> **Entries shown**
= Beginning of Section =

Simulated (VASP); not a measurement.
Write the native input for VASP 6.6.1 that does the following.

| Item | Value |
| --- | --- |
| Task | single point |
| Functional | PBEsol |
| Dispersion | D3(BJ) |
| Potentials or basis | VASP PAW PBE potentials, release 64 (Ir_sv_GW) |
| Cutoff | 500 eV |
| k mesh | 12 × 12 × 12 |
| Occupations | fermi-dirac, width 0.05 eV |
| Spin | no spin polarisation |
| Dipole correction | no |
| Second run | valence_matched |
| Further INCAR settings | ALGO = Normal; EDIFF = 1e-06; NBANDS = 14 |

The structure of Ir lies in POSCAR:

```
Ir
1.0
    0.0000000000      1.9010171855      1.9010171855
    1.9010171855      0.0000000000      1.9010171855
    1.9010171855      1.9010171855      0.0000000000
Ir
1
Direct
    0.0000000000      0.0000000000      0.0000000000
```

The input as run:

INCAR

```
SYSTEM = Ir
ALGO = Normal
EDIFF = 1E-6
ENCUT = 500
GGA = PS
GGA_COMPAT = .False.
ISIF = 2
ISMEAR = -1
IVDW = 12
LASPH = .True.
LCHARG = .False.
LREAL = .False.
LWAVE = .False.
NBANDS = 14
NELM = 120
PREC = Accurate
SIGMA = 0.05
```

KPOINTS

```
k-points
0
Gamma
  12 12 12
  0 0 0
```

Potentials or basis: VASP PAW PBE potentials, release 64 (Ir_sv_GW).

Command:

= End of Section =

> **Brief**
Within the material above, the line with "The input as" opens the range and the line with "Potentials or basis: VASP" closes it; reproduce that range word for word.

> **Exercise solution**
The input as run:

INCAR

```
SYSTEM = Ir
ALGO = Normal
EDIFF = 1E-6
ENCUT = 500
GGA = PS
GGA_COMPAT = .False.
ISIF = 2
ISMEAR = -1
IVDW = 12
LASPH = .True.
LCHARG = .False.
LREAL = .False.
LWAVE = .False.
NBANDS = 14
NELM = 120
PREC = Accurate
SIGMA = 0.05
```

KPOINTS

```
k-points
0
Gamma
  12 12 12
  0 0 0
```

Potentials or basis: VASP PAW PBE potentials, release 64 (Ir_sv_GW).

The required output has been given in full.